● ● ● ● ● ● ●

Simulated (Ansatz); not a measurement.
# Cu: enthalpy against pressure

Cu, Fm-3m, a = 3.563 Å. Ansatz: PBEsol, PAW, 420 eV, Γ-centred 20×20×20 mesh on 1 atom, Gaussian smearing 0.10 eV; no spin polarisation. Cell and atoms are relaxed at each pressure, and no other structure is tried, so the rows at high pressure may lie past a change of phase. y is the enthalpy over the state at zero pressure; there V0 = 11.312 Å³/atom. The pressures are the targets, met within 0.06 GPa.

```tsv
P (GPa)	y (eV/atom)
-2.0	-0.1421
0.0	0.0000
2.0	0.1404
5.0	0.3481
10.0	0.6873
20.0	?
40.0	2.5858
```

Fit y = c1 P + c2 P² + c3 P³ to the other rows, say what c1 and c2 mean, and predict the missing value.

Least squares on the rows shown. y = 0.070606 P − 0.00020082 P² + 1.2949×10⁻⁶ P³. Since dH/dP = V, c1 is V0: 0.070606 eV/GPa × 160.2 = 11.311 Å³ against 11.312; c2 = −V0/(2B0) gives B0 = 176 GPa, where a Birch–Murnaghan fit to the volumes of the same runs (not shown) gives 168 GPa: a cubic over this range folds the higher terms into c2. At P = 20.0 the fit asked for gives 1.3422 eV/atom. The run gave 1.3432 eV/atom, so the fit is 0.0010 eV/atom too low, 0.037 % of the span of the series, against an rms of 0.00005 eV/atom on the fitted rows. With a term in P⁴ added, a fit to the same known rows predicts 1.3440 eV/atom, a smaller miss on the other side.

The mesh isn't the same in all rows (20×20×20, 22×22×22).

● ● ● ● ● ● ●

→ Work task
Nothing but the lines from the first line of the data through the line with "# Cu: enthalpy against pressure" should be returned, exactly as they appear, both ends included.

→ Exercise output
Simulated (Ansatz); not a measurement.
# Cu: enthalpy against pressure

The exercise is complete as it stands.